#### Requirement:
Write each line again exactly as it is, from the opening line of the records below through the one containing "Potentials or basis: Ansatz PAW.", and add nothing.

_ _ _ _ _
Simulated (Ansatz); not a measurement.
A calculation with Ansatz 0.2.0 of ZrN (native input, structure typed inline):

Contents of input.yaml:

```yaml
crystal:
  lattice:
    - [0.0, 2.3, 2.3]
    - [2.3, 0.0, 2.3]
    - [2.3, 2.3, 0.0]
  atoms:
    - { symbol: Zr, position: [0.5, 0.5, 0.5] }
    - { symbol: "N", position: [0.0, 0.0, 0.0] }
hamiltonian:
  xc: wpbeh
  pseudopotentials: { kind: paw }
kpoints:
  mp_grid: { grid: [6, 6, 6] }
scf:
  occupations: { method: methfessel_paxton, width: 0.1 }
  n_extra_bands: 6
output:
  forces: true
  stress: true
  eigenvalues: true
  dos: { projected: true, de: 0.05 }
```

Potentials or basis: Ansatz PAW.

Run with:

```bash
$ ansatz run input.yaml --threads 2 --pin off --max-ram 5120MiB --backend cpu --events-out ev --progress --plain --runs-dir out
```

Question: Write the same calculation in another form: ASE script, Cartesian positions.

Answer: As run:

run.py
_ _ _ _ _

#### Task answer:
Simulated (Ansatz); not a measurement.
A calculation with Ansatz 0.2.0 of ZrN (native input, structure typed inline):

Contents of input.yaml:

```yaml
crystal:
  lattice:
    - [0.0, 2.3, 2.3]
    - [2.3, 0.0, 2.3]
    - [2.3, 2.3, 0.0]
  atoms:
    - { symbol: Zr, position: [0.5, 0.5, 0.5] }
    - { symbol: "N", position: [0.0, 0.0, 0.0] }
hamiltonian:
  xc: wpbeh
  pseudopotentials: { kind: paw }
kpoints:
  mp_grid: { grid: [6, 6, 6] }
scf:
  occupations: { method: methfessel_paxton, width: 0.1 }
  n_extra_bands: 6
output:
  forces: true
  stress: true
  eigenvalues: true
  dos: { projected: true, de: 0.05 }
```

Potentials or basis: Ansatz PAW.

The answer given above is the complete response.